(Records shown Opens)

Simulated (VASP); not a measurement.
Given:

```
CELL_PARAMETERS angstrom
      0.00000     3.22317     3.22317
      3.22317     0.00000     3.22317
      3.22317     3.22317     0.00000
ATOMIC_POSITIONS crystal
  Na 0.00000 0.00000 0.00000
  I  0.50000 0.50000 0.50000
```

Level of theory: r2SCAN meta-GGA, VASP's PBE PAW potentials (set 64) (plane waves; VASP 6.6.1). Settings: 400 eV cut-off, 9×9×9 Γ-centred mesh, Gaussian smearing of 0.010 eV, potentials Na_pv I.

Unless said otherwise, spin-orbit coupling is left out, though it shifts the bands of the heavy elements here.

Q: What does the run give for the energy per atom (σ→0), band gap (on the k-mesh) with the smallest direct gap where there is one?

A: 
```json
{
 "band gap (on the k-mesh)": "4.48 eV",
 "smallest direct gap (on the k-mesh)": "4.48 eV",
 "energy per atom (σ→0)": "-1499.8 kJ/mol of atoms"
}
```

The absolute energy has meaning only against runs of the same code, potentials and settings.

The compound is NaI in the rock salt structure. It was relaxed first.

(Records shown Closes)

Work instruction: Return a word-for-word copy of the lines from the beginning of the listing to the line holding "The absolute energy", both kept.

Written response:
Simulated (VASP); not a measurement.
Given:

```
CELL_PARAMETERS angstrom
      0.00000     3.22317     3.22317
      3.22317     0.00000     3.22317
      3.22317     3.22317     0.00000
ATOMIC_POSITIONS crystal
  Na 0.00000 0.00000 0.00000
  I  0.50000 0.50000 0.50000
```

Level of theory: r2SCAN meta-GGA, VASP's PBE PAW potentials (set 64) (plane waves; VASP 6.6.1). Settings: 400 eV cut-off, 9×9×9 Γ-centred mesh, Gaussian smearing of 0.010 eV, potentials Na_pv I.

Unless said otherwise, spin-orbit coupling is left out, though it shifts the bands of the heavy elements here.

Q: What does the run give for the energy per atom (σ→0), band gap (on the k-mesh) with the smallest direct gap where there is one?

A: 
```json
{
 "band gap (on the k-mesh)": "4.48 eV",
 "smallest direct gap (on the k-mesh)": "4.48 eV",
 "energy per atom (σ→0)": "-1499.8 kJ/mol of atoms"
}
```

The absolute energy has meaning only against runs of the same code, potentials and settings.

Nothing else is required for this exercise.